Each entry needs to be retyped exactly.

= = =

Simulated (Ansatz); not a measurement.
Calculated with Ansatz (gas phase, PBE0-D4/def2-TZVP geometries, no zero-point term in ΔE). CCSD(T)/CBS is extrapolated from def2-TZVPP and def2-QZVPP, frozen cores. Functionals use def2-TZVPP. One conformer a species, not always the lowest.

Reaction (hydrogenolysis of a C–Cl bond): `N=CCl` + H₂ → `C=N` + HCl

= = =

* Exercise response *
Simulated (Ansatz); not a measurement.
Calculated with Ansatz (gas phase, PBE0-D4/def2-TZVP geometries, no zero-point term in ΔE). CCSD(T)/CBS is extrapolated from def2-TZVPP and def2-QZVPP, frozen cores. Functionals use def2-TZVPP. One conformer a species, not always the lowest.

Reaction (hydrogenolysis of a C–Cl bond): `N=CCl` + H₂ → `C=N` + HCl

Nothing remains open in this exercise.